- _Given data_:
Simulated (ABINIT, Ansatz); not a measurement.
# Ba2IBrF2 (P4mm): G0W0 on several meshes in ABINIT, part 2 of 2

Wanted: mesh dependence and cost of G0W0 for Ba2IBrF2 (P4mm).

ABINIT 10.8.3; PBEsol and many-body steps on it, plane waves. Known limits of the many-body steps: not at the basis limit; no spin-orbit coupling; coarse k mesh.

- _Brief_:
Emit the records above again, exactly, with no line skipped.

- _Task answer_:
Simulated (ABINIT, Ansatz); not a measurement.
# Ba2IBrF2 (P4mm): G0W0 on several meshes in ABINIT, part 2 of 2

Wanted: mesh dependence and cost of G0W0 for Ba2IBrF2 (P4mm).

ABINIT 10.8.3; PBEsol and many-body steps on it, plane waves. Known limits of the many-body steps: not at the basis limit; no spin-orbit coupling; coarse k mesh.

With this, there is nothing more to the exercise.